• Required action:
Write out exactly the lines of the entries below, from the first through the line containing "UKS-PBE is furthest", and nothing beyond them.

::::::::

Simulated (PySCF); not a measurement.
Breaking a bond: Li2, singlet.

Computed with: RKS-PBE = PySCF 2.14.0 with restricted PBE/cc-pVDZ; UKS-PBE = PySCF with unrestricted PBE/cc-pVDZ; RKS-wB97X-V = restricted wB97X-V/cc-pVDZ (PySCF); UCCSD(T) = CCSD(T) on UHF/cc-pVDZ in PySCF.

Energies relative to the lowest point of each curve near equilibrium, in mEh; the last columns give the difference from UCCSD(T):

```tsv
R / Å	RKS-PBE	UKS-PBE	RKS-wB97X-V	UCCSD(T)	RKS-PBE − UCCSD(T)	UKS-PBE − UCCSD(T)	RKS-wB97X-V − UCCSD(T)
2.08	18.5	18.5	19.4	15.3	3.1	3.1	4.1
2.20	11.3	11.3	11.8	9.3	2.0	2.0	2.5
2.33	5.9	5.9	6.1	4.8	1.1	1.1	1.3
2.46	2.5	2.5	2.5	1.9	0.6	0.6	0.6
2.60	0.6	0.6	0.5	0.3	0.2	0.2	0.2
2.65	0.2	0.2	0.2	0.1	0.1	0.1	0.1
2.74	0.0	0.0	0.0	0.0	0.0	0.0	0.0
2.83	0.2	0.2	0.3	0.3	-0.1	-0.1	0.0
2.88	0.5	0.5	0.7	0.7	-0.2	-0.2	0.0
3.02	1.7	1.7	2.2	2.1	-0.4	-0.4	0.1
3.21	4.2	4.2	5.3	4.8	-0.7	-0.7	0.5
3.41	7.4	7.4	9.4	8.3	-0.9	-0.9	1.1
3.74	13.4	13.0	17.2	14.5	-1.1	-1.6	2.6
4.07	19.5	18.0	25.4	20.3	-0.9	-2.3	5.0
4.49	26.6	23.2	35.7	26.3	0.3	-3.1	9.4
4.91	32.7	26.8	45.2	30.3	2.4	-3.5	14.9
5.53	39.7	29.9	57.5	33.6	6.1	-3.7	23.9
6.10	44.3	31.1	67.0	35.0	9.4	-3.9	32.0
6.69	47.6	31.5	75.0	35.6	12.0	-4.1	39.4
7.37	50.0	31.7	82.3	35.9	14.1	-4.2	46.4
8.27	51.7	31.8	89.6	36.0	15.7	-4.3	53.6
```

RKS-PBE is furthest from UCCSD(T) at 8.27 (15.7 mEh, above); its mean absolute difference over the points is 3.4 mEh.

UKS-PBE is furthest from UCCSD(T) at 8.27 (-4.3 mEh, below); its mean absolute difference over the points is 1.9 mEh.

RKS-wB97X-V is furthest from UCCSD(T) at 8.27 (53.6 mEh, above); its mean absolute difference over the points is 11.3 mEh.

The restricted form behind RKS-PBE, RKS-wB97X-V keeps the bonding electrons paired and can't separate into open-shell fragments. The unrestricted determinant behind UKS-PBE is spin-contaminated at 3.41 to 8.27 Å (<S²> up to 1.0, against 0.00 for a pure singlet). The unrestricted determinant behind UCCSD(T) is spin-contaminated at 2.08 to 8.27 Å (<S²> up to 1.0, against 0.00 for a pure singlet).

::::::::

• Your solution:
Simulated (PySCF); not a measurement.
Breaking a bond: Li2, singlet.

Computed with: RKS-PBE = PySCF 2.14.0 with restricted PBE/cc-pVDZ; UKS-PBE = PySCF with unrestricted PBE/cc-pVDZ; RKS-wB97X-V = restricted wB97X-V/cc-pVDZ (PySCF); UCCSD(T) = CCSD(T) on UHF/cc-pVDZ in PySCF.

Energies relative to the lowest point of each curve near equilibrium, in mEh; the last columns give the difference from UCCSD(T):

```tsv
R / Å	RKS-PBE	UKS-PBE	RKS-wB97X-V	UCCSD(T)	RKS-PBE − UCCSD(T)	UKS-PBE − UCCSD(T)	RKS-wB97X-V − UCCSD(T)
2.08	18.5	18.5	19.4	15.3	3.1	3.1	4.1
2.20	11.3	11.3	11.8	9.3	2.0	2.0	2.5
2.33	5.9	5.9	6.1	4.8	1.1	1.1	1.3
2.46	2.5	2.5	2.5	1.9	0.6	0.6	0.6
2.60	0.6	0.6	0.5	0.3	0.2	0.2	0.2
2.65	0.2	0.2	0.2	0.1	0.1	0.1	0.1
2.74	0.0	0.0	0.0	0.0	0.0	0.0	0.0
2.83	0.2	0.2	0.3	0.3	-0.1	-0.1	0.0
2.88	0.5	0.5	0.7	0.7	-0.2	-0.2	0.0
3.02	1.7	1.7	2.2	2.1	-0.4	-0.4	0.1
3.21	4.2	4.2	5.3	4.8	-0.7	-0.7	0.5
3.41	7.4	7.4	9.4	8.3	-0.9	-0.9	1.1
3.74	13.4	13.0	17.2	14.5	-1.1	-1.6	2.6
4.07	19.5	18.0	25.4	20.3	-0.9	-2.3	5.0
4.49	26.6	23.2	35.7	26.3	0.3	-3.1	9.4
4.91	32.7	26.8	45.2	30.3	2.4	-3.5	14.9
5.53	39.7	29.9	57.5	33.6	6.1	-3.7	23.9
6.10	44.3	31.1	67.0	35.0	9.4	-3.9	32.0
6.69	47.6	31.5	75.0	35.6	12.0	-4.1	39.4
7.37	50.0	31.7	82.3	35.9	14.1	-4.2	46.4
8.27	51.7	31.8	89.6	36.0	15.7	-4.3	53.6
```

RKS-PBE is furthest from UCCSD(T) at 8.27 (15.7 mEh, above); its mean absolute difference over the points is 3.4 mEh.

UKS-PBE is furthest from UCCSD(T) at 8.27 (-4.3 mEh, below); its mean absolute difference over the points is 1.9 mEh.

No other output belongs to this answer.